WORK ORDER: Copy all of the entries that follow, exactly.

SUPPLIED ENTRIES:
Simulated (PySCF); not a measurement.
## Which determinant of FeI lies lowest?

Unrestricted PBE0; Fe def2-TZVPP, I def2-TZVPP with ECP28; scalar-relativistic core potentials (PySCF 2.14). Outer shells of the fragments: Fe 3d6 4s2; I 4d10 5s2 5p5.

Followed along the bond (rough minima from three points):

EXERCISE RESPONSE:
Simulated (PySCF); not a measurement.
## Which determinant of FeI lies lowest?

Unrestricted PBE0; Fe def2-TZVPP, I def2-TZVPP with ECP28; scalar-relativistic core potentials (PySCF 2.14). Outer shells of the fragments: Fe 3d6 4s2; I 4d10 5s2 5p5.

Followed along the bond (rough minima from three points):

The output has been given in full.